# [TASK ITEM]
Only the lines from the top of the following listing through the line with "## C6 from the" belong in your answer, exactly as written.

- Opening Delimiter -

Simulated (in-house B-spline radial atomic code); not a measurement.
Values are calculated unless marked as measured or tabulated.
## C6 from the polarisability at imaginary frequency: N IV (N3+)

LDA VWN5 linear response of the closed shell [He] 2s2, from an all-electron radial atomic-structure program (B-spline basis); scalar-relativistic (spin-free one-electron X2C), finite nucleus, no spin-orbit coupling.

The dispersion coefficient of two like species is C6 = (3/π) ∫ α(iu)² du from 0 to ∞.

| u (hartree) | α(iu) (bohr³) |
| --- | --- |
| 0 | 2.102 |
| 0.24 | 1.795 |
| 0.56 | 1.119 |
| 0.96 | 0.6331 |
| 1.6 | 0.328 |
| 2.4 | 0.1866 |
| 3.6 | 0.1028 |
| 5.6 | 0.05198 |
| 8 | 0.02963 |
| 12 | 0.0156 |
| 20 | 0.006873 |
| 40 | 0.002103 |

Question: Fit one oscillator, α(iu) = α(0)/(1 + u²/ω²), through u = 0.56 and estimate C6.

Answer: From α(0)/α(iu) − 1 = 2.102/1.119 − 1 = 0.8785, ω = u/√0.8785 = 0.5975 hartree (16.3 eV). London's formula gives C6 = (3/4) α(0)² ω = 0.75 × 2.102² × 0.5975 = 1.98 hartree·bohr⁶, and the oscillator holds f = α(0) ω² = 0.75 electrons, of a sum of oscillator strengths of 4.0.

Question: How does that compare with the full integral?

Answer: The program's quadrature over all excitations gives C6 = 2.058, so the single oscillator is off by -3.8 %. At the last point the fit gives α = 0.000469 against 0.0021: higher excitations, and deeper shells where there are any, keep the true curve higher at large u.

- Closing Delimiter -

# [EXERCISE OUTPUT]
Simulated (in-house B-spline radial atomic code); not a measurement.
Values are calculated unless marked as measured or tabulated.
## C6 from the polarisability at imaginary frequency: N IV (N3+)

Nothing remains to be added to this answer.